DATASET RECORDS: Begin

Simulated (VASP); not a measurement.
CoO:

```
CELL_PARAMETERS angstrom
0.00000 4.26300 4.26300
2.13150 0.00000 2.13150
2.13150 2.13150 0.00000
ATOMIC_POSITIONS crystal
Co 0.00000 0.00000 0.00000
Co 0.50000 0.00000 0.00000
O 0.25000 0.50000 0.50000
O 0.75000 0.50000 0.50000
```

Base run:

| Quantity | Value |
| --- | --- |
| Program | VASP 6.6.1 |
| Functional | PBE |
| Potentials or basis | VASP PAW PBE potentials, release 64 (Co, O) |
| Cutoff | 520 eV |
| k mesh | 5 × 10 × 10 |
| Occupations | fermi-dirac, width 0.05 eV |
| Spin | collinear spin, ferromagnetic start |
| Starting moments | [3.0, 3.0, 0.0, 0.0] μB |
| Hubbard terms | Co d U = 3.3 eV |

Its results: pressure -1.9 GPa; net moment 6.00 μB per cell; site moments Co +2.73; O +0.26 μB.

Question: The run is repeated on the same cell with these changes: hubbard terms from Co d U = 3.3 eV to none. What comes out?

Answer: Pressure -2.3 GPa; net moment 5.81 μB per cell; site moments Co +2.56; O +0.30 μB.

DATASET RECORDS: End

* **BRIEF**
Reproduce the listing above verbatim, from first line to last.

* **EXERCISE SOLUTION**
Simulated (VASP); not a measurement.
CoO:

```
CELL_PARAMETERS angstrom
0.00000 4.26300 4.26300
2.13150 0.00000 2.13150
2.13150 2.13150 0.00000
ATOMIC_POSITIONS crystal
Co 0.00000 0.00000 0.00000
Co 0.50000 0.00000 0.00000
O 0.25000 0.50000 0.50000
O 0.75000 0.50000 0.50000
```

Base run:

| Quantity | Value |
| --- | --- |
| Program | VASP 6.6.1 |
| Functional | PBE |
| Potentials or basis | VASP PAW PBE potentials, release 64 (Co, O) |
| Cutoff | 520 eV |
| k mesh | 5 × 10 × 10 |
| Occupations | fermi-dirac, width 0.05 eV |
| Spin | collinear spin, ferromagnetic start |
| Starting moments | [3.0, 3.0, 0.0, 0.0] μB |
| Hubbard terms | Co d U = 3.3 eV |

Its results: pressure -1.9 GPa; net moment 6.00 μB per cell; site moments Co +2.73; O +0.26 μB.

Question: The run is repeated on the same cell with these changes: hubbard terms from Co d U = 3.3 eV to none. What comes out?

Answer: Pressure -2.3 GPa; net moment 5.81 μB per cell; site moments Co +2.56; O +0.30 μB.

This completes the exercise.